====================

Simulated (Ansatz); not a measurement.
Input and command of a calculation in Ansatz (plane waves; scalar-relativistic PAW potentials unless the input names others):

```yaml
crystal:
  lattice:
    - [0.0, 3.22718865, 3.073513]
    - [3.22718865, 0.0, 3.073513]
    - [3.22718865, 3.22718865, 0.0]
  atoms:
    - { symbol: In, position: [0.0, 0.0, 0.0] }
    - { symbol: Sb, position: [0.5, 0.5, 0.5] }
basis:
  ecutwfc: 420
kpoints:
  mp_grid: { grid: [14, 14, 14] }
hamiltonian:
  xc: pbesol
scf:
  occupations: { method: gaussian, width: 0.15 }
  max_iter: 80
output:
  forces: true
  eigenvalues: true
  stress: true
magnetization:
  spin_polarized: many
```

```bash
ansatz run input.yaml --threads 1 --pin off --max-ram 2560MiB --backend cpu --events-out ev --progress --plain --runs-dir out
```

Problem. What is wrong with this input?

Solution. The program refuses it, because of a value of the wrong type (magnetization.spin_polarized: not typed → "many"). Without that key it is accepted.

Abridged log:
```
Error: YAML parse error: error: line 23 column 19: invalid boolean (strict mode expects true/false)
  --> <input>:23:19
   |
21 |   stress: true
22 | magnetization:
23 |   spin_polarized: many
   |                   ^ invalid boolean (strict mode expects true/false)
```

====================

• **Requirement**:
Taking the entries above, write out exactly the lines starting with the line containing "Input and command" and going on through the line containing "Problem. What is wrong with this input?", both included, and nothing else.

• **Worked solution**:
Input and command of a calculation in Ansatz (plane waves; scalar-relativistic PAW potentials unless the input names others):

```yaml
crystal:
  lattice:
    - [0.0, 3.22718865, 3.073513]
    - [3.22718865, 0.0, 3.073513]
    - [3.22718865, 3.22718865, 0.0]
  atoms:
    - { symbol: In, position: [0.0, 0.0, 0.0] }
    - { symbol: Sb, position: [0.5, 0.5, 0.5] }
basis:
  ecutwfc: 420
kpoints:
  mp_grid: { grid: [14, 14, 14] }
hamiltonian:
  xc: pbesol
scf:
  occupations: { method: gaussian, width: 0.15 }
  max_iter: 80
output:
  forces: true
  eigenvalues: true
  stress: true
magnetization:
  spin_polarized: many
```

```bash
ansatz run input.yaml --threads 1 --pin off --max-ram 2560MiB --backend cpu --events-out ev --progress --plain --runs-dir out
```

Problem. What is wrong with this input?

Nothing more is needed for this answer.